Beginning at the top of the material, repeat each line exactly, and stop once the line with "POTCAR, in this" has been written.

Raw data Start Marker
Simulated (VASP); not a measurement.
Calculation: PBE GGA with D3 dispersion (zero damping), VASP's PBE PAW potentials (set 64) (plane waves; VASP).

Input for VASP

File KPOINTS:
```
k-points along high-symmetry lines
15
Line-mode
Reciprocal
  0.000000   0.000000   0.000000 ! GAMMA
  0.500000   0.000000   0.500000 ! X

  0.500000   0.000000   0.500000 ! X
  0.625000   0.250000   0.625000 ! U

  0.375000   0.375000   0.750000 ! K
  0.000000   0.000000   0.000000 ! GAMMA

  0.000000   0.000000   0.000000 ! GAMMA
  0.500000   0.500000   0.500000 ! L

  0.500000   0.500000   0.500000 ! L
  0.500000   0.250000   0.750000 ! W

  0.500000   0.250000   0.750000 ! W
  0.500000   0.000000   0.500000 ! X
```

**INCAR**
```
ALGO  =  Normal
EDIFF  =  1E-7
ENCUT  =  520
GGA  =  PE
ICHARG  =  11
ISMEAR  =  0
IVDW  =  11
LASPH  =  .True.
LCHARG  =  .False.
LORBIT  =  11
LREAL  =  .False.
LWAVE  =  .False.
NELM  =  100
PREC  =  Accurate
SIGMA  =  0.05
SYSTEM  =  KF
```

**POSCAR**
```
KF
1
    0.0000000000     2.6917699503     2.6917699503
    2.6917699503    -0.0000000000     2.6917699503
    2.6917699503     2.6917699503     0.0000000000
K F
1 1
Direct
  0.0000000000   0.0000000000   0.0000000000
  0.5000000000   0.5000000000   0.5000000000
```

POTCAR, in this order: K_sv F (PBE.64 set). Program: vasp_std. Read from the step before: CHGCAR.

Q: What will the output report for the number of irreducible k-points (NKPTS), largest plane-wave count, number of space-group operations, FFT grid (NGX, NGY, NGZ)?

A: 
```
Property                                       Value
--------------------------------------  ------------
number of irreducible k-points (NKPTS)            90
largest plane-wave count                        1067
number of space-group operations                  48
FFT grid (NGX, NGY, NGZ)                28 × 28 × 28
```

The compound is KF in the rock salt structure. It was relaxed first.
Raw data End Marker

## [Written reply]
Simulated (VASP); not a measurement.
Calculation: PBE GGA with D3 dispersion (zero damping), VASP's PBE PAW potentials (set 64) (plane waves; VASP).

Input for VASP

File KPOINTS:
```
k-points along high-symmetry lines
15
Line-mode
Reciprocal
  0.000000   0.000000   0.000000 ! GAMMA
  0.500000   0.000000   0.500000 ! X

  0.500000   0.000000   0.500000 ! X
  0.625000   0.250000   0.625000 ! U

  0.375000   0.375000   0.750000 ! K
  0.000000   0.000000   0.000000 ! GAMMA

  0.000000   0.000000   0.000000 ! GAMMA
  0.500000   0.500000   0.500000 ! L

  0.500000   0.500000   0.500000 ! L
  0.500000   0.250000   0.750000 ! W

  0.500000   0.250000   0.750000 ! W
  0.500000   0.000000   0.500000 ! X
```

**INCAR**
```
ALGO  =  Normal
EDIFF  =  1E-7
ENCUT  =  520
GGA  =  PE
ICHARG  =  11
ISMEAR  =  0
IVDW  =  11
LASPH  =  .True.
LCHARG  =  .False.
LORBIT  =  11
LREAL  =  .False.
LWAVE  =  .False.
NELM  =  100
PREC  =  Accurate
SIGMA  =  0.05
SYSTEM  =  KF
```

**POSCAR**
```
KF
1
    0.0000000000     2.6917699503     2.6917699503
    2.6917699503    -0.0000000000     2.6917699503
    2.6917699503     2.6917699503     0.0000000000
K F
1 1
Direct
  0.0000000000   0.0000000000   0.0000000000
  0.5000000000   0.5000000000   0.5000000000
```

POTCAR, in this order: K_sv F (PBE.64 set). Program: vasp_std. Read from the step before: CHGCAR.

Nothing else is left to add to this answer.